● Dataset excerpts:
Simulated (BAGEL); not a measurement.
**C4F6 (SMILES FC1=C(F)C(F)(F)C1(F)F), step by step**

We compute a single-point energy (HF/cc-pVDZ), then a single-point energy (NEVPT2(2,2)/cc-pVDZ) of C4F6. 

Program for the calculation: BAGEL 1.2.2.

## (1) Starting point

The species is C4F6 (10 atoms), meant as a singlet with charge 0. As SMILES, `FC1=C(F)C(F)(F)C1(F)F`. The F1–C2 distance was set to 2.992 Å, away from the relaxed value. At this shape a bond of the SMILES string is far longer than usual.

● Assigned task: Copy every line of the listing, exact to the last character.

● Task response:
Simulated (BAGEL); not a measurement.
**C4F6 (SMILES FC1=C(F)C(F)(F)C1(F)F), step by step**

We compute a single-point energy (HF/cc-pVDZ), then a single-point energy (NEVPT2(2,2)/cc-pVDZ) of C4F6. 

Program for the calculation: BAGEL 1.2.2.

## (1) Starting point

The species is C4F6 (10 atoms), meant as a singlet with charge 0. As SMILES, `FC1=C(F)C(F)(F)C1(F)F`. The F1–C2 distance was set to 2.992 Å, away from the relaxed value. At this shape a bond of the SMILES string is far longer than usual.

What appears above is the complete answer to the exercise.